======== Supplied information ========
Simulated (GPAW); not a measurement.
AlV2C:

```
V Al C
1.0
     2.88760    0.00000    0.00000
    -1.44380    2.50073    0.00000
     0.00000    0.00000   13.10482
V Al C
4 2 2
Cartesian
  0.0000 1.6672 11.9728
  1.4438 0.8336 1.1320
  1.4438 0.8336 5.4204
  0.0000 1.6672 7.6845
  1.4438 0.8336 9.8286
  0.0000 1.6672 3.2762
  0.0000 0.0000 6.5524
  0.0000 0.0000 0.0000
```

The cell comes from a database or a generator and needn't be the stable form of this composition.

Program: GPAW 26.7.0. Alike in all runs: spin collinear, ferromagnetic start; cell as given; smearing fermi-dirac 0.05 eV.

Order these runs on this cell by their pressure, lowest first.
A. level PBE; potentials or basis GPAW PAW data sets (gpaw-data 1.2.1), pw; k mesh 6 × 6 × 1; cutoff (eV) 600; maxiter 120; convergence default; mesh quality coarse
========

Work item -> Output the lines above exactly, but only those between the line holding "The cell comes" and the line holding "Order these runs", inclusive.

Exercise solution ->
The cell comes from a database or a generator and needn't be the stable form of this composition.

Program: GPAW 26.7.0. Alike in all runs: spin collinear, ferromagnetic start; cell as given; smearing fermi-dirac 0.05 eV.

Order these runs on this cell by their pressure, lowest first.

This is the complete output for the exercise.